Top of SOURCE MATERIAL
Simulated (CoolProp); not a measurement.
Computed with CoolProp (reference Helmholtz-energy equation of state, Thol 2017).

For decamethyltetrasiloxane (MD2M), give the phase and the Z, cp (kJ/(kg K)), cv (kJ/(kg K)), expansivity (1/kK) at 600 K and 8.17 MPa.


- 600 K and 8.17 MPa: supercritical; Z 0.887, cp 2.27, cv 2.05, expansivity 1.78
Bottom of SOURCE MATERIAL

* ACTIVITY
Output the records above exactly, from their first line through the line that contains "For decamethyltetrasiloxane (MD2M), give", and add nothing.

* WRITTEN ANSWER
Simulated (CoolProp); not a measurement.
Computed with CoolProp (reference Helmholtz-energy equation of state, Thol 2017).

For decamethyltetrasiloxane (MD2M), give the phase and the Z, cp (kJ/(kg K)), cv (kJ/(kg K)), expansivity (1/kK) at 600 K and 8.17 MPa.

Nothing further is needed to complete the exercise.